Excerpted records ▸
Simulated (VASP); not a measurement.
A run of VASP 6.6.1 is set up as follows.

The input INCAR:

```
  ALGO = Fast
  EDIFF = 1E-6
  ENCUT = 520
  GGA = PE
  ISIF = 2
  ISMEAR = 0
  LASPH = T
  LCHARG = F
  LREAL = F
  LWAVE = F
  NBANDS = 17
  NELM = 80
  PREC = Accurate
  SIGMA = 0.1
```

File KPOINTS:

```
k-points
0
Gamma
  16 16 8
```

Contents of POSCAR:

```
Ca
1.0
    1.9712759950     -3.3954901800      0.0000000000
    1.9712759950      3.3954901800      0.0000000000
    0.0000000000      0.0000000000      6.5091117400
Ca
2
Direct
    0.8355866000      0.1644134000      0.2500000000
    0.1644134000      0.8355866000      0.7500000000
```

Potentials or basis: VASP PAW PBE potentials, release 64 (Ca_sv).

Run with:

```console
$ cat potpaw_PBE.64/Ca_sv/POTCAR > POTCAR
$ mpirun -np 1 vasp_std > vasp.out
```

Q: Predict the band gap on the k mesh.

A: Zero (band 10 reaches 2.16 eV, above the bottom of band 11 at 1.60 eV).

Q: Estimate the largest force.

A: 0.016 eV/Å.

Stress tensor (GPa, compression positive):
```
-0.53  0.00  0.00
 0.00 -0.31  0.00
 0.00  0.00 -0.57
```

Assigned task ▸
Copying word for word, give each line of the data above from the first one through the line containing "Q: Predict the band gap on the k mesh.", and nothing else.

Task answer ▸
Simulated (VASP); not a measurement.
A run of VASP 6.6.1 is set up as follows.

The input INCAR:

```
  ALGO = Fast
  EDIFF = 1E-6
  ENCUT = 520
  GGA = PE
  ISIF = 2
  ISMEAR = 0
  LASPH = T
  LCHARG = F
  LREAL = F
  LWAVE = F
  NBANDS = 17
  NELM = 80
  PREC = Accurate
  SIGMA = 0.1
```

File KPOINTS:

```
k-points
0
Gamma
  16 16 8
```

Contents of POSCAR:

```
Ca
1.0
    1.9712759950     -3.3954901800      0.0000000000
    1.9712759950      3.3954901800      0.0000000000
    0.0000000000      0.0000000000      6.5091117400
Ca
2
Direct
    0.8355866000      0.1644134000      0.2500000000
    0.1644134000      0.8355866000      0.7500000000
```

Potentials or basis: VASP PAW PBE potentials, release 64 (Ca_sv).

Run with:

```console
$ cat potpaw_PBE.64/Ca_sv/POTCAR > POTCAR
$ mpirun -np 1 vasp_std > vasp.out
```

Q: Predict the band gap on the k mesh.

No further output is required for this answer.